Work item
Give a verbatim quotation of every record.

Records supplied
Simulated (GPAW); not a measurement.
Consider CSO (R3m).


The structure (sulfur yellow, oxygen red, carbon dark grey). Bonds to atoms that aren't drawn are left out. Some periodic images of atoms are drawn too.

Written reply
Simulated (GPAW); not a measurement.
Consider CSO (R3m).


The structure (sulfur yellow, oxygen red, carbon dark grey). Bonds to atoms that aren't drawn are left out. Some periodic images of atoms are drawn too.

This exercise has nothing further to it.